» **ASSIGNMENT**:
Consider the listing below. Extract exactly the lines from the line containing "Zero (band 15" to the line containing "0.010 eV/Å.", both included.

» **AVAILABLE DATA**:

☆ ☆ ☆ ☆

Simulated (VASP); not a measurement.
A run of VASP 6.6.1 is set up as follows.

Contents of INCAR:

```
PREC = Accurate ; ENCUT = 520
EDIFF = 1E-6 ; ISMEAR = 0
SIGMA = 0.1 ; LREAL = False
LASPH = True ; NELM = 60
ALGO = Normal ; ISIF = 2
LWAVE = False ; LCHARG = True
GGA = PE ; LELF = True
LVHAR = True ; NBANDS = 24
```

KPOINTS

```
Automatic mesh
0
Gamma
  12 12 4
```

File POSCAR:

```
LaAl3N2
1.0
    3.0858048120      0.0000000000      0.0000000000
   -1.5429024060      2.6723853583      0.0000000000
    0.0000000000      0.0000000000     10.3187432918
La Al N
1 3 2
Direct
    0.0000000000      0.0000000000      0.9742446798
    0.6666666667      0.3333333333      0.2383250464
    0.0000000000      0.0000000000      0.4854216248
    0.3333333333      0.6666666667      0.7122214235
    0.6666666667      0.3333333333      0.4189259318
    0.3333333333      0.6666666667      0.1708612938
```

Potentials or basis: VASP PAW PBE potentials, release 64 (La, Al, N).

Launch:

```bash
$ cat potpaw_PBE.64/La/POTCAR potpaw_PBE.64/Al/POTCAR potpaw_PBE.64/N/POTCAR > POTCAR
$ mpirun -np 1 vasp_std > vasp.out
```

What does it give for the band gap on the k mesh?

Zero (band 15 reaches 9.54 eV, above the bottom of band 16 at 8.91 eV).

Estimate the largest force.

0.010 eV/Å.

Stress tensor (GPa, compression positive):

☆ ☆ ☆ ☆

» **TASK RESPONSE**:
Zero (band 15 reaches 9.54 eV, above the bottom of band 16 at 8.91 eV).

Estimate the largest force.

0.010 eV/Å.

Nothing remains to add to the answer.